------------------------

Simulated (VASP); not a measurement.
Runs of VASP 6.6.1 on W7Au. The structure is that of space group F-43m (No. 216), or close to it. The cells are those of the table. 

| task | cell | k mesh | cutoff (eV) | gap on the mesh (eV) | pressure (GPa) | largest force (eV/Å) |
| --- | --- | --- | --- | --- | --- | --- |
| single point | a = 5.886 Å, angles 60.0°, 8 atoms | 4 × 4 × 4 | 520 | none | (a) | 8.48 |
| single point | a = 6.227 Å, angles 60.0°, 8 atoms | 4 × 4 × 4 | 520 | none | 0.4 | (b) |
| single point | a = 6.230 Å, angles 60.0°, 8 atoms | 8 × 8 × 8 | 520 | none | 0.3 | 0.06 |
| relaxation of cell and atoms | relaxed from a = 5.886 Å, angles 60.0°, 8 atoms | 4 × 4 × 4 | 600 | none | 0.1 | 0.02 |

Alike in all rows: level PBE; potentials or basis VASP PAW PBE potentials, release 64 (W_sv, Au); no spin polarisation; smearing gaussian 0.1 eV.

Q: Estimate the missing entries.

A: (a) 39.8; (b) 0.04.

------------------------

• WORK REQUEST:
Return, line for line and unchanged, the data from its first line through the line containing "Q: Estimate the missing entries.".

• ANSWER BOX:
Simulated (VASP); not a measurement.
Runs of VASP 6.6.1 on W7Au. The structure is that of space group F-43m (No. 216), or close to it. The cells are those of the table. 

| task | cell | k mesh | cutoff (eV) | gap on the mesh (eV) | pressure (GPa) | largest force (eV/Å) |
| --- | --- | --- | --- | --- | --- | --- |
| single point | a = 5.886 Å, angles 60.0°, 8 atoms | 4 × 4 × 4 | 520 | none | (a) | 8.48 |
| single point | a = 6.227 Å, angles 60.0°, 8 atoms | 4 × 4 × 4 | 520 | none | 0.4 | (b) |
| single point | a = 6.230 Å, angles 60.0°, 8 atoms | 8 × 8 × 8 | 520 | none | 0.3 | 0.06 |
| relaxation of cell and atoms | relaxed from a = 5.886 Å, angles 60.0°, 8 atoms | 4 × 4 × 4 | 600 | none | 0.1 | 0.02 |

Alike in all rows: level PBE; potentials or basis VASP PAW PBE potentials, release 64 (W_sv, Au); no spin polarisation; smearing gaussian 0.1 eV.

Q: Estimate the missing entries.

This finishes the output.